======== DATA SHOWN

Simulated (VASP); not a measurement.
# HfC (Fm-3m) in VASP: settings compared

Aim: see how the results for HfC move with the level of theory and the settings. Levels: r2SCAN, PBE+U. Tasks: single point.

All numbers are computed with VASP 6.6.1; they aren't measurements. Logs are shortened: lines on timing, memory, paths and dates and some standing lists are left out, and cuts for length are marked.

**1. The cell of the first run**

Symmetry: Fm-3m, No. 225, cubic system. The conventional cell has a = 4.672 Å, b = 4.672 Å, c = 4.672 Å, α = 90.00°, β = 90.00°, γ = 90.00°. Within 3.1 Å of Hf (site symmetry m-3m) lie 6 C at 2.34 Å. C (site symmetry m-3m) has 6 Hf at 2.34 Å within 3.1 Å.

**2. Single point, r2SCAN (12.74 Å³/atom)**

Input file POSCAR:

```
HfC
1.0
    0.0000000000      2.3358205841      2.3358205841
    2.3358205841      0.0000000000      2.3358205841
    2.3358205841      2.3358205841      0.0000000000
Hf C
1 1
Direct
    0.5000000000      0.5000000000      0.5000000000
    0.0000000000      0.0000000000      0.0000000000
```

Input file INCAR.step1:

================

#### WORK TASK
Using the data above, extract exactly the lines from the one that holds "# HfC (Fm-3m) in VASP: settings compared" to the one that holds "Aim: see how", both ends included, and no others.

#### TASK SOLUTION
# HfC (Fm-3m) in VASP: settings compared

Aim: see how the results for HfC move with the level of theory and the settings. Levels: r2SCAN, PBE+U. Tasks: single point.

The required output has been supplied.